▸ Provided records
***
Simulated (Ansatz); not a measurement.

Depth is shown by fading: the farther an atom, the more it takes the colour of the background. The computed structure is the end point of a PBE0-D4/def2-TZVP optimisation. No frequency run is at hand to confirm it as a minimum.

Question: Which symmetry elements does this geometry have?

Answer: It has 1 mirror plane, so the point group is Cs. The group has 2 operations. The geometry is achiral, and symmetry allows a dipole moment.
***

▸ Work item
Repeat the entries above exactly, from the first line through the line containing "Question: Which symmetry".

▸ Response box
Simulated (Ansatz); not a measurement.

Depth is shown by fading: the farther an atom, the more it takes the colour of the background. The computed structure is the end point of a PBE0-D4/def2-TZVP optimisation. No frequency run is at hand to confirm it as a minimum.

Question: Which symmetry elements does this geometry have?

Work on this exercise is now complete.